# REQUIRED ACTION:
Copy out exactly the stretch of the listing below that begins at the line containing "Cutoff | 600 eV |" and ends at the line containing "Task: How do", and copy nothing outside it.

· · · · · · ·

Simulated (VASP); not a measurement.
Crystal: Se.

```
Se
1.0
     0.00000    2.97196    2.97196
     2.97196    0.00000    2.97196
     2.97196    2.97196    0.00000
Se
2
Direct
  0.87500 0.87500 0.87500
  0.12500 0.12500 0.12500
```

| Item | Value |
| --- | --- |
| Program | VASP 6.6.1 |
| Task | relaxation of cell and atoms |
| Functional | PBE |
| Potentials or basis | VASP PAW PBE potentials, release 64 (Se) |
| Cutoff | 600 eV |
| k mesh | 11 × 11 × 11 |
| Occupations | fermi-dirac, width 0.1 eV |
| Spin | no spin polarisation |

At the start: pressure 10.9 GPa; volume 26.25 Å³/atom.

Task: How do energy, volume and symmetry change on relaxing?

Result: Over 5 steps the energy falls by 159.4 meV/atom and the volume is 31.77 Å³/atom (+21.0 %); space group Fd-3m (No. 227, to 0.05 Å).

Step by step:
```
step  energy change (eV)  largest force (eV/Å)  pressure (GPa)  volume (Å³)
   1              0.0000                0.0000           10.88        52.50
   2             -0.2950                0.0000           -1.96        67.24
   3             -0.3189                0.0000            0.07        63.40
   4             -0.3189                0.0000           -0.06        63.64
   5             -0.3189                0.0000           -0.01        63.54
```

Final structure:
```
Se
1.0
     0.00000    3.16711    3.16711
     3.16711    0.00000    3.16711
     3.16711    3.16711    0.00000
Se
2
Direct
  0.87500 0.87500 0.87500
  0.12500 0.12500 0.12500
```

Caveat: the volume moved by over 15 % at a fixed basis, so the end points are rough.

· · · · · · ·

# WRITTEN ANSWER:
| Cutoff | 600 eV |
| k mesh | 11 × 11 × 11 |
| Occupations | fermi-dirac, width 0.1 eV |
| Spin | no spin polarisation |

At the start: pressure 10.9 GPa; volume 26.25 Å³/atom.

Task: How do energy, volume and symmetry change on relaxing?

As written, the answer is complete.